WORK TASK>
Beginning with the opening line, set down each line of the material below exactly, stopping once the line with "Mn +1.40 e; O -1.40 e." is done.

<<<<
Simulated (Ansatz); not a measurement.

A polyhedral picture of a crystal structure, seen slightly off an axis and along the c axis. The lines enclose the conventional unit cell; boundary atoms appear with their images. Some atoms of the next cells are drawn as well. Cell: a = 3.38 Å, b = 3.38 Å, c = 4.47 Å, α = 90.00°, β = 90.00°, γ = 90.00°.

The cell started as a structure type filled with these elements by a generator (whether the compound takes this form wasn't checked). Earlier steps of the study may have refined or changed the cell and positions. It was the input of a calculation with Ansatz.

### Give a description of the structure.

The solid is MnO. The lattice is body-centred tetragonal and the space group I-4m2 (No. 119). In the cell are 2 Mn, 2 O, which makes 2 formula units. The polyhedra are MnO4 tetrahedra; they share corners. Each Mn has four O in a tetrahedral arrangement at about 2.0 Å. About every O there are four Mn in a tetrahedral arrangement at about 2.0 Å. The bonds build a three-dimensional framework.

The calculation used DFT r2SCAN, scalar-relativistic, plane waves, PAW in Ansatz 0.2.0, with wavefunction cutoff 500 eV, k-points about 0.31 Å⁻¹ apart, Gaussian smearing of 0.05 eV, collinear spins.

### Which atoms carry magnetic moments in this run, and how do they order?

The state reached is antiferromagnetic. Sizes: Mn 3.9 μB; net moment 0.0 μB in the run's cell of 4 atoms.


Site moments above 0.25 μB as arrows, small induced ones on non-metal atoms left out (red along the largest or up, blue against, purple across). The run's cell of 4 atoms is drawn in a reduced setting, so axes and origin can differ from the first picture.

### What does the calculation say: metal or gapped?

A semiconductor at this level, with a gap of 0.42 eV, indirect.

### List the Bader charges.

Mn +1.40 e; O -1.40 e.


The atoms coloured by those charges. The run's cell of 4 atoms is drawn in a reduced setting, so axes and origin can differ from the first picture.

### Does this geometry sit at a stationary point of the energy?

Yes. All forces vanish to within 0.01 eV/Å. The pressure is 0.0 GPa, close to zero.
>>>>

EXPECTED ANSWER>
Simulated (Ansatz); not a measurement.

A polyhedral picture of a crystal structure, seen slightly off an axis and along the c axis. The lines enclose the conventional unit cell; boundary atoms appear with their images. Some atoms of the next cells are drawn as well. Cell: a = 3.38 Å, b = 3.38 Å, c = 4.47 Å, α = 90.00°, β = 90.00°, γ = 90.00°.

The cell started as a structure type filled with these elements by a generator (whether the compound takes this form wasn't checked). Earlier steps of the study may have refined or changed the cell and positions. It was the input of a calculation with Ansatz.

### Give a description of the structure.

The solid is MnO. The lattice is body-centred tetragonal and the space group I-4m2 (No. 119). In the cell are 2 Mn, 2 O, which makes 2 formula units. The polyhedra are MnO4 tetrahedra; they share corners. Each Mn has four O in a tetrahedral arrangement at about 2.0 Å. About every O there are four Mn in a tetrahedral arrangement at about 2.0 Å. The bonds build a three-dimensional framework.

The calculation used DFT r2SCAN, scalar-relativistic, plane waves, PAW in Ansatz 0.2.0, with wavefunction cutoff 500 eV, k-points about 0.31 Å⁻¹ apart, Gaussian smearing of 0.05 eV, collinear spins.

### Which atoms carry magnetic moments in this run, and how do they order?

The state reached is antiferromagnetic. Sizes: Mn 3.9 μB; net moment 0.0 μB in the run's cell of 4 atoms.


Site moments above 0.25 μB as arrows, small induced ones on non-metal atoms left out (red along the largest or up, blue against, purple across). The run's cell of 4 atoms is drawn in a reduced setting, so axes and origin can differ from the first picture.

### What does the calculation say: metal or gapped?

A semiconductor at this level, with a gap of 0.42 eV, indirect.

### List the Bader charges.

Mn +1.40 e; O -1.40 e.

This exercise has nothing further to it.